_Work item_
From the entries below, transcribe exactly the lines between the line holding "A density functional" and the line holding "This geometry differs", inclusive; skip all other lines.

───── Supplied entries
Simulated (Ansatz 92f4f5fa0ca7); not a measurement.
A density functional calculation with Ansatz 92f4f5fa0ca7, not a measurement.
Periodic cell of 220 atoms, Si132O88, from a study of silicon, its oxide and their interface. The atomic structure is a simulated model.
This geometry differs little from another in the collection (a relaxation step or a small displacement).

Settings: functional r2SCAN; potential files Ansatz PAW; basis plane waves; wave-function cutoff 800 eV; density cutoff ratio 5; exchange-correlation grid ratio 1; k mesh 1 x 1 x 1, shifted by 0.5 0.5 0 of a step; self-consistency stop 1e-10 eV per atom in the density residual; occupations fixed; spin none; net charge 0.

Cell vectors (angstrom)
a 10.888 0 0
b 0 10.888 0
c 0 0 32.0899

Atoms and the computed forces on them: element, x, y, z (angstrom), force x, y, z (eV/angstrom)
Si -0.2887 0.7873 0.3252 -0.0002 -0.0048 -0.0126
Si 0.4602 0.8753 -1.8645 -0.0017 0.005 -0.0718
──────────

_Response box_
A density functional calculation with Ansatz 92f4f5fa0ca7, not a measurement.
Periodic cell of 220 atoms, Si132O88, from a study of silicon, its oxide and their interface. The atomic structure is a simulated model.
This geometry differs little from another in the collection (a relaxation step or a small displacement).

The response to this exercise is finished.